Assigned task:
Up to and including the line containing "The task here", retype each line of the listing below exactly, beginning with the first.

Dataset records:
════════════════════
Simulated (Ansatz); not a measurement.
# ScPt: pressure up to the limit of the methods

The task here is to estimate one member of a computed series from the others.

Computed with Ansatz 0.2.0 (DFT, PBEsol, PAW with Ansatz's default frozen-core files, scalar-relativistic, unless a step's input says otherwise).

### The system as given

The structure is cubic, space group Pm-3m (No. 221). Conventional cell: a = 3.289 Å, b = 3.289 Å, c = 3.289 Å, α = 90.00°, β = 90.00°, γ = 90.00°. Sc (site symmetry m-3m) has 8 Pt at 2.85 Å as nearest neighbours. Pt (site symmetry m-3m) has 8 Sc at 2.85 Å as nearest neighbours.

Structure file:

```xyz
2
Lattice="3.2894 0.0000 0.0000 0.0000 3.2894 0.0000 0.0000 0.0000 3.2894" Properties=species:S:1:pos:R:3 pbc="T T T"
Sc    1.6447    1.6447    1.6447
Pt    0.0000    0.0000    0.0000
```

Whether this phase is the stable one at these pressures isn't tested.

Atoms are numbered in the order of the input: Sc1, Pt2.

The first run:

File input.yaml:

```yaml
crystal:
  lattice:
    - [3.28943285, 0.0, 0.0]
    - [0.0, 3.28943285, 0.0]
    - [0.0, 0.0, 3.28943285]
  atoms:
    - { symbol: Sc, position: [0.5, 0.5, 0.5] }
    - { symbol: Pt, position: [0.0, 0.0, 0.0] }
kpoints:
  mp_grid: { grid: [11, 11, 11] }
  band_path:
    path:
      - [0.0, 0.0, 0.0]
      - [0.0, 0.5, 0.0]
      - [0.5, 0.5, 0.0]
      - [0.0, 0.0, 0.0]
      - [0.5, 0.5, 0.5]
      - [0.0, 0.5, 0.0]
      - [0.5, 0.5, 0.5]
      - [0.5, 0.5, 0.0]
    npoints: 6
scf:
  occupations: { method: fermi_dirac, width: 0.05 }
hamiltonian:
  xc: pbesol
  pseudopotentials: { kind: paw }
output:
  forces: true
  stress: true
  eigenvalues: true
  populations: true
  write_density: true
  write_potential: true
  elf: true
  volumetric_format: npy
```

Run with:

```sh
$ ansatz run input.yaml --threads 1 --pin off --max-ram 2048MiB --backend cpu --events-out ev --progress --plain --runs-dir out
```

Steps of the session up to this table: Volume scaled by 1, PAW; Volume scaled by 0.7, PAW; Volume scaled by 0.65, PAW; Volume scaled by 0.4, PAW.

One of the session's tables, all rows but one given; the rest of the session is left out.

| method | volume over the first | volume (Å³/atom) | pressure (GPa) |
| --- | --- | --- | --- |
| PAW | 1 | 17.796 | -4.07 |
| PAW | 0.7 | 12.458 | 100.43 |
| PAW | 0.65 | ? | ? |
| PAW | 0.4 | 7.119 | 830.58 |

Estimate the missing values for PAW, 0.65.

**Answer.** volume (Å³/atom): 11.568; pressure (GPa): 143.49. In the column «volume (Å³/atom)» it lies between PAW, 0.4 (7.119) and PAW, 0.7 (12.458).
════════════════════

Exercise answer:
Simulated (Ansatz); not a measurement.
# ScPt: pressure up to the limit of the methods

The task here is to estimate one member of a computed series from the others.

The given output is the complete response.